▶ _WORK REQUEST_
Treat the line containing "## TaSi2: generalised stacking fault" as the last one, and return every line exactly from the first line of the material below up to it.

Content starts
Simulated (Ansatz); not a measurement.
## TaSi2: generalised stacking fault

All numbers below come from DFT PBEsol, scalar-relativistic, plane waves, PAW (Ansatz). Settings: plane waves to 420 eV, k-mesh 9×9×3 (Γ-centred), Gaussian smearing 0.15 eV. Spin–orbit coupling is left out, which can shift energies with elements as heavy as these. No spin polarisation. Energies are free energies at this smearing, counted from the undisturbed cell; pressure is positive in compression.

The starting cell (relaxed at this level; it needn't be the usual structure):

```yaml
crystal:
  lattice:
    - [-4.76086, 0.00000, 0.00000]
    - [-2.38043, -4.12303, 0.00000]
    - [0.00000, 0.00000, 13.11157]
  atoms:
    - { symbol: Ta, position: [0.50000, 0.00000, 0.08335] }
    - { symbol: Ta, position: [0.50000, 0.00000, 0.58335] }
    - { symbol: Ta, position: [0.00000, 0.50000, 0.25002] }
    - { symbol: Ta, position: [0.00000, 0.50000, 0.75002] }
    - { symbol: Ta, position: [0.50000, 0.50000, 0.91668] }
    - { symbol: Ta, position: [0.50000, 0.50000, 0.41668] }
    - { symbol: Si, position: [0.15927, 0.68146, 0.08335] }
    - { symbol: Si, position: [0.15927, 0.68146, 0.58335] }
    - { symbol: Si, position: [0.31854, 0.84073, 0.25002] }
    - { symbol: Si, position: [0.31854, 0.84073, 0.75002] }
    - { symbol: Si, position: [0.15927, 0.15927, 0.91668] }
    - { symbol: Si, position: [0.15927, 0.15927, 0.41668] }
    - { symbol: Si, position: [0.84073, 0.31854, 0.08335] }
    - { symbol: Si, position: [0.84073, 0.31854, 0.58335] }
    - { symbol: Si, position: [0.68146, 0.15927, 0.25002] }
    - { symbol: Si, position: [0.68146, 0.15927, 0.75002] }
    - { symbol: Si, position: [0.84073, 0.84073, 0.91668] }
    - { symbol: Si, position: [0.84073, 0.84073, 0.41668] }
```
Content ends

▶ _TASK SOLUTION_
Simulated (Ansatz); not a measurement.
## TaSi2: generalised stacking fault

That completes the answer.